Entries supplied
++++++++

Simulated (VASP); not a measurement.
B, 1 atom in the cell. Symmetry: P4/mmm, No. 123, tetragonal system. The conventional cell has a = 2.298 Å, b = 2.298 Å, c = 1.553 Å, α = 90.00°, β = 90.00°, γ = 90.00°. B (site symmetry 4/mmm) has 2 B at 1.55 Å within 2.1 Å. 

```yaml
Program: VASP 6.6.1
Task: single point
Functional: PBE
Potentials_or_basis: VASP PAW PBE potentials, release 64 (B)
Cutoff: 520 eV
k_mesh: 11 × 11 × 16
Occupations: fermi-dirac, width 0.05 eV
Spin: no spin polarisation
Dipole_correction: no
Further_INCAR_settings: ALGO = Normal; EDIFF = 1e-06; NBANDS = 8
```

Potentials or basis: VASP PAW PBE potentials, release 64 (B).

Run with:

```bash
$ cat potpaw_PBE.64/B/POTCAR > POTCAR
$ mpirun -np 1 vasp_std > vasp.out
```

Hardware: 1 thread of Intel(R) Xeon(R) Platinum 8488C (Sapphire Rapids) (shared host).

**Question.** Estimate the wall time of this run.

++++++++

Work task
Take exactly the lines from the one containing "Potentials or basis: VASP" through the one containing "Hardware: 1 thread" in the data above, and output them with nothing added.

Exercise solution
Potentials or basis: VASP PAW PBE potentials, release 64 (B).

Run with:

```bash
$ cat potpaw_PBE.64/B/POTCAR > POTCAR
$ mpirun -np 1 vasp_std > vasp.out
```

Hardware: 1 thread of Intel(R) Xeon(R) Platinum 8488C (Sapphire Rapids) (shared host).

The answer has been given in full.